## DATA
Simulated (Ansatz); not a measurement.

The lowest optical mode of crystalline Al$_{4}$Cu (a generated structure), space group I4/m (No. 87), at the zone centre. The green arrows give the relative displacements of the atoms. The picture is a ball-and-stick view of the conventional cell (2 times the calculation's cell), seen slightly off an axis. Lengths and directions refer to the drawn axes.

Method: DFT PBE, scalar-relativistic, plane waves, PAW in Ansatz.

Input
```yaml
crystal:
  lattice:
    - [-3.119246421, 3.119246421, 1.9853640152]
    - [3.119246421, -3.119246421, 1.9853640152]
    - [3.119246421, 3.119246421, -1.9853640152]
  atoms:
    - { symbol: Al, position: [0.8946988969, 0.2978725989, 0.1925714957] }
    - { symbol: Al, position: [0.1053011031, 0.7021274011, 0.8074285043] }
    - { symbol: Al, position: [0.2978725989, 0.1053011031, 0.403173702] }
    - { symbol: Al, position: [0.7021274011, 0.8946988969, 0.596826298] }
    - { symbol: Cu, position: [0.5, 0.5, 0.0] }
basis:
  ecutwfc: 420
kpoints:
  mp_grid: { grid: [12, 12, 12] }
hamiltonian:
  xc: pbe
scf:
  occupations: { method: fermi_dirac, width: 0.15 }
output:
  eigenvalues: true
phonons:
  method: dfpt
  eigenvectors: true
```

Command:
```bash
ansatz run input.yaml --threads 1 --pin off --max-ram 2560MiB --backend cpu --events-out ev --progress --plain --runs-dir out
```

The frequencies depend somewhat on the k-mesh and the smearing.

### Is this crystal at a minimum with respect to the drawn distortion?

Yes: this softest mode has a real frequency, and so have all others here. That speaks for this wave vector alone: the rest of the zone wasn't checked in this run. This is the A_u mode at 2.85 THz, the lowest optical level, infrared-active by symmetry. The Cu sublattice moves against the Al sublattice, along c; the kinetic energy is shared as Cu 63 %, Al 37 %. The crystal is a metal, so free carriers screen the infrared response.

## WORK ORDER
Copying word for word, give each line of the data above from the first one through the line containing "### Is this", and nothing else.

## RESPONSE AREA
Simulated (Ansatz); not a measurement.

The lowest optical mode of crystalline Al$_{4}$Cu (a generated structure), space group I4/m (No. 87), at the zone centre. The green arrows give the relative displacements of the atoms. The picture is a ball-and-stick view of the conventional cell (2 times the calculation's cell), seen slightly off an axis. Lengths and directions refer to the drawn axes.

Method: DFT PBE, scalar-relativistic, plane waves, PAW in Ansatz.

Input
```yaml
crystal:
  lattice:
    - [-3.119246421, 3.119246421, 1.9853640152]
    - [3.119246421, -3.119246421, 1.9853640152]
    - [3.119246421, 3.119246421, -1.9853640152]
  atoms:
    - { symbol: Al, position: [0.8946988969, 0.2978725989, 0.1925714957] }
    - { symbol: Al, position: [0.1053011031, 0.7021274011, 0.8074285043] }
    - { symbol: Al, position: [0.2978725989, 0.1053011031, 0.403173702] }
    - { symbol: Al, position: [0.7021274011, 0.8946988969, 0.596826298] }
    - { symbol: Cu, position: [0.5, 0.5, 0.0] }
basis:
  ecutwfc: 420
kpoints:
  mp_grid: { grid: [12, 12, 12] }
hamiltonian:
  xc: pbe
scf:
  occupations: { method: fermi_dirac, width: 0.15 }
output:
  eigenvalues: true
phonons:
  method: dfpt
  eigenvectors: true
```

Command:
```bash
ansatz run input.yaml --threads 1 --pin off --max-ram 2560MiB --backend cpu --events-out ev --progress --plain --runs-dir out
```

The frequencies depend somewhat on the k-mesh and the smearing.

### Is this crystal at a minimum with respect to the drawn distortion?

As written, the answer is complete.